_REQUIREMENT_.
Please output exactly the lines of the material from the first through the line containing "(1) σ = 876.7", and nothing more.

_INPUT DATA_.
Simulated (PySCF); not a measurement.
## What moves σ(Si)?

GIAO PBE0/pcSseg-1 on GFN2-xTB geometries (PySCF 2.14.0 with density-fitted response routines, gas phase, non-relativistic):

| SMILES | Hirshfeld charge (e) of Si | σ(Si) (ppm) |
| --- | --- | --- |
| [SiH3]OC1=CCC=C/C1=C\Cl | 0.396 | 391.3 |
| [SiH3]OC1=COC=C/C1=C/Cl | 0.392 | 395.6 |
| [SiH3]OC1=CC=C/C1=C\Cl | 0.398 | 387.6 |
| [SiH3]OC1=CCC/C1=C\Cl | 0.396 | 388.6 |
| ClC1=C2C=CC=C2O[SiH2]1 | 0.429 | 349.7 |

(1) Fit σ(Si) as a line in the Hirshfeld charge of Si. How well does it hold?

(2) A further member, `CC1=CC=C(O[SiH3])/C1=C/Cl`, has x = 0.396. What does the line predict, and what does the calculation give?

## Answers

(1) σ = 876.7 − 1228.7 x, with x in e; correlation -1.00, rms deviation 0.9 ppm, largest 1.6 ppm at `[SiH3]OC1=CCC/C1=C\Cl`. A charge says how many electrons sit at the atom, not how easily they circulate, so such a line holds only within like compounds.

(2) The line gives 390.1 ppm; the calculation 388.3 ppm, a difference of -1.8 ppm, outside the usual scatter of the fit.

_RESPONSE_.
Simulated (PySCF); not a measurement.
## What moves σ(Si)?

GIAO PBE0/pcSseg-1 on GFN2-xTB geometries (PySCF 2.14.0 with density-fitted response routines, gas phase, non-relativistic):

| SMILES | Hirshfeld charge (e) of Si | σ(Si) (ppm) |
| --- | --- | --- |
| [SiH3]OC1=CCC=C/C1=C\Cl | 0.396 | 391.3 |
| [SiH3]OC1=COC=C/C1=C/Cl | 0.392 | 395.6 |
| [SiH3]OC1=CC=C/C1=C\Cl | 0.398 | 387.6 |
| [SiH3]OC1=CCC/C1=C\Cl | 0.396 | 388.6 |
| ClC1=C2C=CC=C2O[SiH2]1 | 0.429 | 349.7 |

(1) Fit σ(Si) as a line in the Hirshfeld charge of Si. How well does it hold?

(2) A further member, `CC1=CC=C(O[SiH3])/C1=C/Cl`, has x = 0.396. What does the line predict, and what does the calculation give?

## Answers

(1) σ = 876.7 − 1228.7 x, with x in e; correlation -1.00, rms deviation 0.9 ppm, largest 1.6 ppm at `[SiH3]OC1=CCC/C1=C\Cl`. A charge says how many electrons sit at the atom, not how easily they circulate, so such a line holds only within like compounds.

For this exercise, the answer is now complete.